PROVIDED DATA
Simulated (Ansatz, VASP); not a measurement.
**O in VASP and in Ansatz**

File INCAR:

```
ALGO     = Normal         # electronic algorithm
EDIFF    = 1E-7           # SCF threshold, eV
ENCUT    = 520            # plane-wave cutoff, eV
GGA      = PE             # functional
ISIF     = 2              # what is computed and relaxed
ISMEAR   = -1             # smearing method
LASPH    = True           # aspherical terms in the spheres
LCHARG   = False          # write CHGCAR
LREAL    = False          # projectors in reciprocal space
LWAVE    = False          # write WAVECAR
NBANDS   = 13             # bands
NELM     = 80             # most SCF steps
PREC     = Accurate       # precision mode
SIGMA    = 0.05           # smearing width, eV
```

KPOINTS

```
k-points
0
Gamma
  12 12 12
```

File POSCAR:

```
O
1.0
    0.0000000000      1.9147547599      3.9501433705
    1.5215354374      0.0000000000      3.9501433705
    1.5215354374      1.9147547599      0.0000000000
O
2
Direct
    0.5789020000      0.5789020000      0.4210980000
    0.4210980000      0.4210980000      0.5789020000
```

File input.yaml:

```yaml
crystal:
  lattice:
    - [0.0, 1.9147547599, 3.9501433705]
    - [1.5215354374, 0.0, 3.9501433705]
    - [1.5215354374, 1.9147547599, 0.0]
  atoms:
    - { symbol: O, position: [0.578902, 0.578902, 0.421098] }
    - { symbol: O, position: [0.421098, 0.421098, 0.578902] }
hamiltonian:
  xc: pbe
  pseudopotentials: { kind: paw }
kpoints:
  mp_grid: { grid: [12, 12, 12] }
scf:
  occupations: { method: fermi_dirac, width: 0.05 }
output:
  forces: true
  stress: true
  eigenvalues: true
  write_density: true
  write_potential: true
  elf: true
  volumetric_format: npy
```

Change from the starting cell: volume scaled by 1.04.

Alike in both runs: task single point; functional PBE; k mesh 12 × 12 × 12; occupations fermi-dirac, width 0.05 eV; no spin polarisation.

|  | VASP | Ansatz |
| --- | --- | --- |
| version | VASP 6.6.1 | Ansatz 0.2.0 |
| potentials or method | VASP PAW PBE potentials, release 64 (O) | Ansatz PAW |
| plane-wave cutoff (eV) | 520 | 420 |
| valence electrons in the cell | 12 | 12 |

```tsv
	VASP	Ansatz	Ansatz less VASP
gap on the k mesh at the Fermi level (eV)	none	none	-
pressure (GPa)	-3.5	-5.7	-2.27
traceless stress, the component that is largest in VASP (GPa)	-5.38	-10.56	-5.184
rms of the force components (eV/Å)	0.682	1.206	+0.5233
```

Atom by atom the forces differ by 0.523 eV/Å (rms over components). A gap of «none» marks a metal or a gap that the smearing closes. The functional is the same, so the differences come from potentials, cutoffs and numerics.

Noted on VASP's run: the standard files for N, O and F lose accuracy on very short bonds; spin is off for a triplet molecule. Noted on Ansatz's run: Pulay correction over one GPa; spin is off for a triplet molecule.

WORK INSTRUCTION
Beginning with the line containing "Ansatz 0.2.0 |" in the material above, copy every line exactly until you have copied the line containing "Atom by atom".

WRITTEN SOLUTION
| version | VASP 6.6.1 | Ansatz 0.2.0 |
| potentials or method | VASP PAW PBE potentials, release 64 (O) | Ansatz PAW |
| plane-wave cutoff (eV) | 520 | 420 |
| valence electrons in the cell | 12 | 12 |

```tsv
	VASP	Ansatz	Ansatz less VASP
gap on the k mesh at the Fermi level (eV)	none	none	-
pressure (GPa)	-3.5	-5.7	-2.27
traceless stress, the component that is largest in VASP (GPa)	-5.38	-10.56	-5.184
rms of the force components (eV/Å)	0.682	1.206	+0.5233
```

Atom by atom the forces differ by 0.523 eV/Å (rms over components). A gap of «none» marks a metal or a gap that the smearing closes. The functional is the same, so the differences come from potentials, cutoffs and numerics.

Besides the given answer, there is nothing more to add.